* _REQUIREMENT_: For the entries that follow, restate word for word the line containing "0.257 | 2.7 min |", the line containing "A power law y", and every line that lies between them.

Content starts
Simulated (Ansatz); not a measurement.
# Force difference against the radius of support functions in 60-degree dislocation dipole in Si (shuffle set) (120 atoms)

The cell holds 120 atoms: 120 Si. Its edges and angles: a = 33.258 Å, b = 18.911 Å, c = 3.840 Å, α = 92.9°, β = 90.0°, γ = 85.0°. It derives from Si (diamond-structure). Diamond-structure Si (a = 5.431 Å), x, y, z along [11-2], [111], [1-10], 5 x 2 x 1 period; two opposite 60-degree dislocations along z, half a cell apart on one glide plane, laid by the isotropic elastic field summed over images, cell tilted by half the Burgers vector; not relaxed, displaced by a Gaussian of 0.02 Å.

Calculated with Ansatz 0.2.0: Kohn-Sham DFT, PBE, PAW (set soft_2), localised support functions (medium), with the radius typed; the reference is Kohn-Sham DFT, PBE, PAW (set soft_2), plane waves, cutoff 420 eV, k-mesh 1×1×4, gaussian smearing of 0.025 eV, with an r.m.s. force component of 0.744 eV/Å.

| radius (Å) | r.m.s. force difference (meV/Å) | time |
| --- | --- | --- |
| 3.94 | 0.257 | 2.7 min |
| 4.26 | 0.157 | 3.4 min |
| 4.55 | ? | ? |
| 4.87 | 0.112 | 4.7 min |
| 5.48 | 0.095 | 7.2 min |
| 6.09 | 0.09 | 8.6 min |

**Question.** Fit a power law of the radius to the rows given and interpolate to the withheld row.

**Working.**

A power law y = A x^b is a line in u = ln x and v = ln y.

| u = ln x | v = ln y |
Content ends

* _TASK ANSWER_:
| 3.94 | 0.257 | 2.7 min |
| 4.26 | 0.157 | 3.4 min |
| 4.55 | ? | ? |
| 4.87 | 0.112 | 4.7 min |
| 5.48 | 0.095 | 7.2 min |
| 6.09 | 0.09 | 8.6 min |

**Question.** Fit a power law of the radius to the rows given and interpolate to the withheld row.

**Working.**

A power law y = A x^b is a line in u = ln x and v = ln y.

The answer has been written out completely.